WORK ORDER.
Somewhere below are a line with "1 of the rows" and a later line with "A dash in the". Output exactly those lines and all lines between them.

LISTED RECORDS.
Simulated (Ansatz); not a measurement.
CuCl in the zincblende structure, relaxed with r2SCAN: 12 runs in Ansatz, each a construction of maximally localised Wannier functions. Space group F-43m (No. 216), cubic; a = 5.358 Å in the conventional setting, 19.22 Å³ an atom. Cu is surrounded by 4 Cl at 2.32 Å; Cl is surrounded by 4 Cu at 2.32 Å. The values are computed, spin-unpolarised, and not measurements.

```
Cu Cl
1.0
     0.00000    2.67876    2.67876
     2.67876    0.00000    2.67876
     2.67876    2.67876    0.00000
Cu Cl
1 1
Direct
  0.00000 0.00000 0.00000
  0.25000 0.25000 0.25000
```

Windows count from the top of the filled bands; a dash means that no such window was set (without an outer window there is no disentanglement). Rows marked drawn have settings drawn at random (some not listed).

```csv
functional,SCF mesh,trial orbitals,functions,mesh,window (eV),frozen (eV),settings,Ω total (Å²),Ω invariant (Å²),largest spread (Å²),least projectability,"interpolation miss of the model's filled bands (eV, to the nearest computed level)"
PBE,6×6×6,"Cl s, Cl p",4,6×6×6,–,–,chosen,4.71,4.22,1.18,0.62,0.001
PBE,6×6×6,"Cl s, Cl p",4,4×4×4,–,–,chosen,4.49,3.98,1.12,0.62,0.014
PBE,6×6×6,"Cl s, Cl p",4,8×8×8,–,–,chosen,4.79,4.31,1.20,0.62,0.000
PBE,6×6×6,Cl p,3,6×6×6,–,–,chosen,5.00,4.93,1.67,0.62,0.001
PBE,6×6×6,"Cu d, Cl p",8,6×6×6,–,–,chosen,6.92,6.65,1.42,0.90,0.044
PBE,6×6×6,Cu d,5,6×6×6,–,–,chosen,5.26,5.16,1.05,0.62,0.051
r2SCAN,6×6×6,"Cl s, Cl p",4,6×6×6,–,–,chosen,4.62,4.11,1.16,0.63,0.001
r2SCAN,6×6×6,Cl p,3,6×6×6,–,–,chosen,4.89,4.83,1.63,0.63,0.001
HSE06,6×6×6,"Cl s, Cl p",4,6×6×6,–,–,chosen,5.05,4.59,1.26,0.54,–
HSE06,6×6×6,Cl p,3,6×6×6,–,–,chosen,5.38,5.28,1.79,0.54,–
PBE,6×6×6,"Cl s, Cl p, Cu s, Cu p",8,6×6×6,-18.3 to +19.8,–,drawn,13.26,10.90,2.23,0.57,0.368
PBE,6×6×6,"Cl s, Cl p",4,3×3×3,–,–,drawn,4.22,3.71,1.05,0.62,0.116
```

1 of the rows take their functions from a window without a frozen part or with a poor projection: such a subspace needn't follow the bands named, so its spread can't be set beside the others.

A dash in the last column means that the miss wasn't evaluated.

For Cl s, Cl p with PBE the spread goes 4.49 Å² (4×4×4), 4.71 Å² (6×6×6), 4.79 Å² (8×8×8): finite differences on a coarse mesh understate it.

WRITTEN SOLUTION.
1 of the rows take their functions from a window without a frozen part or with a poor projection: such a subspace needn't follow the bands named, so its spread can't be set beside the others.

A dash in the last column means that the miss wasn't evaluated.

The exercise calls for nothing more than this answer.